> **ACTIVITY**
Please copy the lines below exactly, from the first one through the line showing "The material is".

+++ INFORMATION SUPPLIED
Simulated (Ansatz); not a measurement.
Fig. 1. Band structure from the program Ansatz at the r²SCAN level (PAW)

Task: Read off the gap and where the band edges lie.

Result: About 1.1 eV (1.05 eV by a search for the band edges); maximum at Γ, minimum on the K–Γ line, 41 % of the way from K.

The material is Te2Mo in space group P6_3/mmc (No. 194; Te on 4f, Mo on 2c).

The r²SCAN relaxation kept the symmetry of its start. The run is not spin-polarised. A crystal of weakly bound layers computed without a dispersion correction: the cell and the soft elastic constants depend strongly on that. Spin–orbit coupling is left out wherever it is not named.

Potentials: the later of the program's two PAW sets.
++++++

> **ANSWER BOX**
Simulated (Ansatz); not a measurement.
Fig. 1. Band structure from the program Ansatz at the r²SCAN level (PAW)

Task: Read off the gap and where the band edges lie.

Result: About 1.1 eV (1.05 eV by a search for the band edges); maximum at Γ, minimum on the K–Γ line, 41 % of the way from K.

The material is Te2Mo in space group P6_3/mmc (No. 194; Te on 4f, Mo on 2c).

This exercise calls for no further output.